ASSIGNMENT
Nothing less than an exact copy of all the records is required.

⟨
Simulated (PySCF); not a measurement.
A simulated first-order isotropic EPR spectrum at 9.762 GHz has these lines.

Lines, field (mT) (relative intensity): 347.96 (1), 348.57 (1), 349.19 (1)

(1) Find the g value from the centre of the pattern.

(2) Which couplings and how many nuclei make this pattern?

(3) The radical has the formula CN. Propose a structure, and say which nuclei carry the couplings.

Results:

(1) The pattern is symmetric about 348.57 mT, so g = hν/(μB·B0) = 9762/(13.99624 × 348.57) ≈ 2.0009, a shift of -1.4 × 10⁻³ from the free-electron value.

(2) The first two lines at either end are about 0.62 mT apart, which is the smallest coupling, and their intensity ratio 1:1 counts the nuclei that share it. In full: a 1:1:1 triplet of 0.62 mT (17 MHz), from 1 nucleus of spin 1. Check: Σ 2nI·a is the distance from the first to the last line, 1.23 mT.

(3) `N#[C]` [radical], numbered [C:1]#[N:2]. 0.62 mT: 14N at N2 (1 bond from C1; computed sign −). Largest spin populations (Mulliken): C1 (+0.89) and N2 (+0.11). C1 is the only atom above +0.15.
⟩

PROBLEM SOLUTION
Simulated (PySCF); not a measurement.
A simulated first-order isotropic EPR spectrum at 9.762 GHz has these lines.

Lines, field (mT) (relative intensity): 347.96 (1), 348.57 (1), 349.19 (1)

(1) Find the g value from the centre of the pattern.

(2) Which couplings and how many nuclei make this pattern?

(3) The radical has the formula CN. Propose a structure, and say which nuclei carry the couplings.

Results:

(1) The pattern is symmetric about 348.57 mT, so g = hν/(μB·B0) = 9762/(13.99624 × 348.57) ≈ 2.0009, a shift of -1.4 × 10⁻³ from the free-electron value.

(2) The first two lines at either end are about 0.62 mT apart, which is the smallest coupling, and their intensity ratio 1:1 counts the nuclei that share it. In full: a 1:1:1 triplet of 0.62 mT (17 MHz), from 1 nucleus of spin 1. Check: Σ 2nI·a is the distance from the first to the last line, 1.23 mT.

(3) `N#[C]` [radical], numbered [C:1]#[N:2]. 0.62 mT: 14N at N2 (1 bond from C1; computed sign −). Largest spin populations (Mulliken): C1 (+0.89) and N2 (+0.11). C1 is the only atom above +0.15.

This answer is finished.